WORK ITEM: From the data below, please reproduce exactly everything from the line that contains "Q: Estimate the missing entries." down to the line that contains "Caveats: the PAW", with both ends included.

RECORDS SUPPLIED START

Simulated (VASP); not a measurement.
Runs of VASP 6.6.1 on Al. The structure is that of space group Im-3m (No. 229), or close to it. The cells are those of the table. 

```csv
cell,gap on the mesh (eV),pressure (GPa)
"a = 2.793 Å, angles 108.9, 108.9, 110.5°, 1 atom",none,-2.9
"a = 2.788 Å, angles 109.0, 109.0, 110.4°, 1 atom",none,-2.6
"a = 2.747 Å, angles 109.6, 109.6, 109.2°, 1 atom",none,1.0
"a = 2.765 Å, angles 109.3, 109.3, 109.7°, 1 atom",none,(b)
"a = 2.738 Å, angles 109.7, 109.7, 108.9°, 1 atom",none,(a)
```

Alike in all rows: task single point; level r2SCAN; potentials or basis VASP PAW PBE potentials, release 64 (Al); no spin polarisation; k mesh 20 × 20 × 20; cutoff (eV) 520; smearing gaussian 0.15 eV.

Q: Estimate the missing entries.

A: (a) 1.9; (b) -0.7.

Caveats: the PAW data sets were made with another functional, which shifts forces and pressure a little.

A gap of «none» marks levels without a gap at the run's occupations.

RECORDS SUPPLIED END

ANSWER AREA:
Q: Estimate the missing entries.

A: (a) 1.9; (b) -0.7.

Caveats: the PAW data sets were made with another functional, which shifts forces and pressure a little.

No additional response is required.